**Work instruction:** In exact form, please repeat the records from their opening line down to the line with "### What is the geometry at C1?", including that line.

**Supplied material:**
┄┄┄┄┄┄┄┄┄┄
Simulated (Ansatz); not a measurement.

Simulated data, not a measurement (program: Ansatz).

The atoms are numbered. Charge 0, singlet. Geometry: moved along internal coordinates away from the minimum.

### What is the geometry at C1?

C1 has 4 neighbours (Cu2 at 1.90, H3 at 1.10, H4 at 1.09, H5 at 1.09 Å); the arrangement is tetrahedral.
┄┄┄┄┄┄┄┄┄┄

**Answer section:**
Simulated (Ansatz); not a measurement.

Simulated data, not a measurement (program: Ansatz).

The atoms are numbered. Charge 0, singlet. Geometry: moved along internal coordinates away from the minimum.

### What is the geometry at C1?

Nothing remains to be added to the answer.